--- Provided material Enclosed Below ---

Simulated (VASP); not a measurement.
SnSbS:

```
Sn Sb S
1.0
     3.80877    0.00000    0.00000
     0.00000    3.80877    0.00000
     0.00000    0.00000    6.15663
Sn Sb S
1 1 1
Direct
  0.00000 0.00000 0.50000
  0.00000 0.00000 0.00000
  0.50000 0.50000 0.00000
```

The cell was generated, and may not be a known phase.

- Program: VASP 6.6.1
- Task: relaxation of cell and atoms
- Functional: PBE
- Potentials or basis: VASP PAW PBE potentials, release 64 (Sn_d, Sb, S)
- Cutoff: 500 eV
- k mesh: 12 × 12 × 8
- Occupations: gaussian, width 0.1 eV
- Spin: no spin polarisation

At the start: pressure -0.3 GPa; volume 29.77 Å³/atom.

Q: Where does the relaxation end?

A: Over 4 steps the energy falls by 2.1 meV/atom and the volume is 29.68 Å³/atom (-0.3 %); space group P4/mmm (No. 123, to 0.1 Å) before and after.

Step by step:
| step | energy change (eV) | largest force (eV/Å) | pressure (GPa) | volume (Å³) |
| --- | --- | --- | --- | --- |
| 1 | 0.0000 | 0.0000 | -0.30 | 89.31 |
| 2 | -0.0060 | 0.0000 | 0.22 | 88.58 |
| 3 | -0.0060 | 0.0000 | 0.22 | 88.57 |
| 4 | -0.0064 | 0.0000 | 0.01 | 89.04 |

--- End of Enclosed Provided material ---

## Exercise:
Please transcribe only the lines in the records above running from the line that has "- Task: relaxation of cell and atoms" through the line that has "0.22 | 88.57 |", both included, exactly as they appear.

## Written reply:
- Task: relaxation of cell and atoms
- Functional: PBE
- Potentials or basis: VASP PAW PBE potentials, release 64 (Sn_d, Sb, S)
- Cutoff: 500 eV
- k mesh: 12 × 12 × 8
- Occupations: gaussian, width 0.1 eV
- Spin: no spin polarisation

At the start: pressure -0.3 GPa; volume 29.77 Å³/atom.

Q: Where does the relaxation end?

A: Over 4 steps the energy falls by 2.1 meV/atom and the volume is 29.68 Å³/atom (-0.3 %); space group P4/mmm (No. 123, to 0.1 Å) before and after.

Step by step:
| step | energy change (eV) | largest force (eV/Å) | pressure (GPa) | volume (Å³) |
| --- | --- | --- | --- | --- |
| 1 | 0.0000 | 0.0000 | -0.30 | 89.31 |
| 2 | -0.0060 | 0.0000 | 0.22 | 88.58 |
| 3 | -0.0060 | 0.0000 | 0.22 | 88.57 |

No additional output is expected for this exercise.